::::::
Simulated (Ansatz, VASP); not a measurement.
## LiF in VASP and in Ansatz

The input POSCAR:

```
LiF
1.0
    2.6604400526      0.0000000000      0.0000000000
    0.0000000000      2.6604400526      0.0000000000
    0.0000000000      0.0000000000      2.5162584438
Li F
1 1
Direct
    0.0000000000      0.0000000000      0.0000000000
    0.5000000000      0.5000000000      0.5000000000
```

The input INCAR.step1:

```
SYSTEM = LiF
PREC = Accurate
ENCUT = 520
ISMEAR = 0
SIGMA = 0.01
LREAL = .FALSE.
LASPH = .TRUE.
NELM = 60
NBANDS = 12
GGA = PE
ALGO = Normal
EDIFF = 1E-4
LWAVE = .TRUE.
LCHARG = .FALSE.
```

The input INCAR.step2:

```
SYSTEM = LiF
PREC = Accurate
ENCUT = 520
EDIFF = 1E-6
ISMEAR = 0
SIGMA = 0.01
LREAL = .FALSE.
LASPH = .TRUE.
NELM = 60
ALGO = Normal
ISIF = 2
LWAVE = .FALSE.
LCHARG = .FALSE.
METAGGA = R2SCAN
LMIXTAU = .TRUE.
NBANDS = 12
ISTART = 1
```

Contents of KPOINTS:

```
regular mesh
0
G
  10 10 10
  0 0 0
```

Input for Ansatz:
::::::

* Exercise
The records given above are to be repeated in full, exactly.

* Exercise response
Simulated (Ansatz, VASP); not a measurement.
## LiF in VASP and in Ansatz

The input POSCAR:

```
LiF
1.0
    2.6604400526      0.0000000000      0.0000000000
    0.0000000000      2.6604400526      0.0000000000
    0.0000000000      0.0000000000      2.5162584438
Li F
1 1
Direct
    0.0000000000      0.0000000000      0.0000000000
    0.5000000000      0.5000000000      0.5000000000
```

The input INCAR.step1:

```
SYSTEM = LiF
PREC = Accurate
ENCUT = 520
ISMEAR = 0
SIGMA = 0.01
LREAL = .FALSE.
LASPH = .TRUE.
NELM = 60
NBANDS = 12
GGA = PE
ALGO = Normal
EDIFF = 1E-4
LWAVE = .TRUE.
LCHARG = .FALSE.
```

The input INCAR.step2:

```
SYSTEM = LiF
PREC = Accurate
ENCUT = 520
EDIFF = 1E-6
ISMEAR = 0
SIGMA = 0.01
LREAL = .FALSE.
LASPH = .TRUE.
NELM = 60
ALGO = Normal
ISIF = 2
LWAVE = .FALSE.
LCHARG = .FALSE.
METAGGA = R2SCAN
LMIXTAU = .TRUE.
NBANDS = 12
ISTART = 1
```

Contents of KPOINTS:

```
regular mesh
0
G
  10 10 10
  0 0 0
```

Input for Ansatz:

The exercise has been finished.